#### Entries provided
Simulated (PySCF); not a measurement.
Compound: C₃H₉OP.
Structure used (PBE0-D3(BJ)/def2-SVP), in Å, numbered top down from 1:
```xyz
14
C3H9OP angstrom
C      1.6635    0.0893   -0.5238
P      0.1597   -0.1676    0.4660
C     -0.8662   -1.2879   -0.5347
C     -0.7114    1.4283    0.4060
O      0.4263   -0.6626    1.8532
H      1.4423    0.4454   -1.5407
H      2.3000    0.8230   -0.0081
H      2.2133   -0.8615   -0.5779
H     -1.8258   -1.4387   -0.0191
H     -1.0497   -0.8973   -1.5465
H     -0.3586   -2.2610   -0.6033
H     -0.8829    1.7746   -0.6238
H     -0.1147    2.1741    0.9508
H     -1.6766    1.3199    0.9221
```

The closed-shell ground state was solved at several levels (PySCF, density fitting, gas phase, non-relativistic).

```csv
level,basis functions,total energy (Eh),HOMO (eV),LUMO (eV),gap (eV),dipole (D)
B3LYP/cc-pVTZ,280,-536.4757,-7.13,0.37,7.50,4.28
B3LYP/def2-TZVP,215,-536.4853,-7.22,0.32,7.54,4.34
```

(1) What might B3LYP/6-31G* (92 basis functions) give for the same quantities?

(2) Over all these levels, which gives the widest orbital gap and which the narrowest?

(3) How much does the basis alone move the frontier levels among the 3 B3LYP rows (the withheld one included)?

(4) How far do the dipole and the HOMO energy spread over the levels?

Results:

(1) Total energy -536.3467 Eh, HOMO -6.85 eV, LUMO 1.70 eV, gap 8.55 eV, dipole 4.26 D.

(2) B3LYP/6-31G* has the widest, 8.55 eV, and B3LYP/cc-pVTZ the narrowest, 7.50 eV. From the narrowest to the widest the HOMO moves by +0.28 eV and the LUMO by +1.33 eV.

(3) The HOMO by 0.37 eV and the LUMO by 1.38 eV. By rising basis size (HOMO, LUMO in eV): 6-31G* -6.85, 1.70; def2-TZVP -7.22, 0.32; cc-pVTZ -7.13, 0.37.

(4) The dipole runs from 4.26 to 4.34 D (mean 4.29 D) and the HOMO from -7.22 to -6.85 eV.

#### Work order
Quote the records above exactly, from the first line through the line containing "(2) Over all", and nothing more.

#### Reply
Simulated (PySCF); not a measurement.
Compound: C₃H₉OP.
Structure used (PBE0-D3(BJ)/def2-SVP), in Å, numbered top down from 1:
```xyz
14
C3H9OP angstrom
C      1.6635    0.0893   -0.5238
P      0.1597   -0.1676    0.4660
C     -0.8662   -1.2879   -0.5347
C     -0.7114    1.4283    0.4060
O      0.4263   -0.6626    1.8532
H      1.4423    0.4454   -1.5407
H      2.3000    0.8230   -0.0081
H      2.2133   -0.8615   -0.5779
H     -1.8258   -1.4387   -0.0191
H     -1.0497   -0.8973   -1.5465
H     -0.3586   -2.2610   -0.6033
H     -0.8829    1.7746   -0.6238
H     -0.1147    2.1741    0.9508
H     -1.6766    1.3199    0.9221
```

The closed-shell ground state was solved at several levels (PySCF, density fitting, gas phase, non-relativistic).

```csv
level,basis functions,total energy (Eh),HOMO (eV),LUMO (eV),gap (eV),dipole (D)
B3LYP/cc-pVTZ,280,-536.4757,-7.13,0.37,7.50,4.28
B3LYP/def2-TZVP,215,-536.4853,-7.22,0.32,7.54,4.34
```

(1) What might B3LYP/6-31G* (92 basis functions) give for the same quantities?

(2) Over all these levels, which gives the widest orbital gap and which the narrowest?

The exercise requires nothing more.